Entries supplied:
* * * * * * * * *

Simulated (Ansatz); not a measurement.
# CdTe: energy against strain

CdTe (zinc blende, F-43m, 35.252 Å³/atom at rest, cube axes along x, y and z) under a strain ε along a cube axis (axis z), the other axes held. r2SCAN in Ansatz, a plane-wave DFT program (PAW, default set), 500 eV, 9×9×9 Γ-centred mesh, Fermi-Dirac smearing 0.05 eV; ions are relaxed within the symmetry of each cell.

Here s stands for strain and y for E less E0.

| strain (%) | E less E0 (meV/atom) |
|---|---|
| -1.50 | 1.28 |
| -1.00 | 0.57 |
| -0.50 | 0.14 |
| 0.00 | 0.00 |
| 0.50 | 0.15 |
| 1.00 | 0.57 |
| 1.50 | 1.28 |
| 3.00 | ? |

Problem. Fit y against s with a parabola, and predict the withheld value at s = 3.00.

* * * * * * * * *

Exercise: A faithful copy of all the records is required.

Written reply:
Simulated (Ansatz); not a measurement.
# CdTe: energy against strain

CdTe (zinc blende, F-43m, 35.252 Å³/atom at rest, cube axes along x, y and z) under a strain ε along a cube axis (axis z), the other axes held. r2SCAN in Ansatz, a plane-wave DFT program (PAW, default set), 500 eV, 9×9×9 Γ-centred mesh, Fermi-Dirac smearing 0.05 eV; ions are relaxed within the symmetry of each cell.

Here s stands for strain and y for E less E0.

| strain (%) | E less E0 (meV/atom) |
|---|---|
| -1.50 | 1.28 |
| -1.00 | 0.57 |
| -0.50 | 0.14 |
| 0.00 | 0.00 |
| 0.50 | 0.15 |
| 1.00 | 0.57 |
| 1.50 | 1.28 |
| 3.00 | ? |

Problem. Fit y against s with a parabola, and predict the withheld value at s = 3.00.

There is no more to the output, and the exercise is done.